○ ○ ○ ○

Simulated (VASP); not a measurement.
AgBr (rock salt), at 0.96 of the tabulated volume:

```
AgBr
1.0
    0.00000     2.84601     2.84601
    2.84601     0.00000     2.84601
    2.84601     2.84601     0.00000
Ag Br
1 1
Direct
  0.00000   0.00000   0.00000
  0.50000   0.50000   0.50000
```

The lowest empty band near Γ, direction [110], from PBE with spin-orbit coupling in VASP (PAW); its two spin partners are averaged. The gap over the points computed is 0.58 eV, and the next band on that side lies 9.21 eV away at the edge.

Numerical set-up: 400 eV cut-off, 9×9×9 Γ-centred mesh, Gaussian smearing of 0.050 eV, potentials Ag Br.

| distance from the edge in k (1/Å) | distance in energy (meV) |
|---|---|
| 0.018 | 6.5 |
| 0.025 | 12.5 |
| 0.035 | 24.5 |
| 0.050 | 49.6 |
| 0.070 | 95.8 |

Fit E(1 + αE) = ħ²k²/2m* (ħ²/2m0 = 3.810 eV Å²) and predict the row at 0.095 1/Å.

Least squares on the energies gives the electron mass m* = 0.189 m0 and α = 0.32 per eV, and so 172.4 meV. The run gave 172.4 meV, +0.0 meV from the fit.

○ ○ ○ ○

- _Requirement_
Your task is to reproduce each entry exactly.

- _Exercise output_
Simulated (VASP); not a measurement.
AgBr (rock salt), at 0.96 of the tabulated volume:

```
AgBr
1.0
    0.00000     2.84601     2.84601
    2.84601     0.00000     2.84601
    2.84601     2.84601     0.00000
Ag Br
1 1
Direct
  0.00000   0.00000   0.00000
  0.50000   0.50000   0.50000
```

The lowest empty band near Γ, direction [110], from PBE with spin-orbit coupling in VASP (PAW); its two spin partners are averaged. The gap over the points computed is 0.58 eV, and the next band on that side lies 9.21 eV away at the edge.

Numerical set-up: 400 eV cut-off, 9×9×9 Γ-centred mesh, Gaussian smearing of 0.050 eV, potentials Ag Br.

| distance from the edge in k (1/Å) | distance in energy (meV) |
|---|---|
| 0.018 | 6.5 |
| 0.025 | 12.5 |
| 0.035 | 24.5 |
| 0.050 | 49.6 |
| 0.070 | 95.8 |

Fit E(1 + αE) = ħ²k²/2m* (ħ²/2m0 = 3.810 eV Å²) and predict the row at 0.095 1/Å.

Least squares on the energies gives the electron mass m* = 0.189 m0 and α = 0.32 per eV, and so 172.4 meV. The run gave 172.4 meV, +0.0 meV from the fit.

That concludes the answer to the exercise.